+++
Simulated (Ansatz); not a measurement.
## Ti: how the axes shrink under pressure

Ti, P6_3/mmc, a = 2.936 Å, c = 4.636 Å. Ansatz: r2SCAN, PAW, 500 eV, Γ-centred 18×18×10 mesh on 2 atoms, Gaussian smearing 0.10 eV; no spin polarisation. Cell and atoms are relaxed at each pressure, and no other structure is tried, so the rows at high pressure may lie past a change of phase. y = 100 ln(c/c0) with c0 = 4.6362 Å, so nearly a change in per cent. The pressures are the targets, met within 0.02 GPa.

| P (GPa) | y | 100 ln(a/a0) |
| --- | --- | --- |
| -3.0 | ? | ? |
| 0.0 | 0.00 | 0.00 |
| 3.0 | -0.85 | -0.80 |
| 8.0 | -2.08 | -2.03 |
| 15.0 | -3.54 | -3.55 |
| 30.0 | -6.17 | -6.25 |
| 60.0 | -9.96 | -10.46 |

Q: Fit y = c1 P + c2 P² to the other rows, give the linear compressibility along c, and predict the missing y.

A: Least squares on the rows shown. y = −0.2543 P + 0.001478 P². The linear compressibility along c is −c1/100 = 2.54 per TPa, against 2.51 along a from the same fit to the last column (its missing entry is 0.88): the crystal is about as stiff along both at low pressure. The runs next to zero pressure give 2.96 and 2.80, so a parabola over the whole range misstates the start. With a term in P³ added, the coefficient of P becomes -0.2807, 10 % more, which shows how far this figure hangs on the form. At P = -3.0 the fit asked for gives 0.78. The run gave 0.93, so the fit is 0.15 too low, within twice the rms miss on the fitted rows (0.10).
+++

§ **Assignment**: Among the lines above, find the one with "Ti, P6_3/mmc, a" and the one with "Q: Fit y = c1". Quote both and everything between them, exactly.

§ **Written reply**:
Ti, P6_3/mmc, a = 2.936 Å, c = 4.636 Å. Ansatz: r2SCAN, PAW, 500 eV, Γ-centred 18×18×10 mesh on 2 atoms, Gaussian smearing 0.10 eV; no spin polarisation. Cell and atoms are relaxed at each pressure, and no other structure is tried, so the rows at high pressure may lie past a change of phase. y = 100 ln(c/c0) with c0 = 4.6362 Å, so nearly a change in per cent. The pressures are the targets, met within 0.02 GPa.

| P (GPa) | y | 100 ln(a/a0) |
| --- | --- | --- |
| -3.0 | ? | ? |
| 0.0 | 0.00 | 0.00 |
| 3.0 | -0.85 | -0.80 |
| 8.0 | -2.08 | -2.03 |
| 15.0 | -3.54 | -3.55 |
| 30.0 | -6.17 | -6.25 |
| 60.0 | -9.96 | -10.46 |

Q: Fit y = c1 P + c2 P² to the other rows, give the linear compressibility along c, and predict the missing y.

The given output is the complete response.